» Requirement:
Would you write out the data below exactly, with every line intact?

----- Recorded information

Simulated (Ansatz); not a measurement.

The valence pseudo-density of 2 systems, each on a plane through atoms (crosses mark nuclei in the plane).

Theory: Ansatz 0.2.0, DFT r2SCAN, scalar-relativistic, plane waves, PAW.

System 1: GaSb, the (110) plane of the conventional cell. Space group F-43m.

----------

» Answer area:
Simulated (Ansatz); not a measurement.

The valence pseudo-density of 2 systems, each on a plane through atoms (crosses mark nuclei in the plane).

Theory: Ansatz 0.2.0, DFT r2SCAN, scalar-relativistic, plane waves, PAW.

System 1: GaSb, the (110) plane of the conventional cell. Space group F-43m.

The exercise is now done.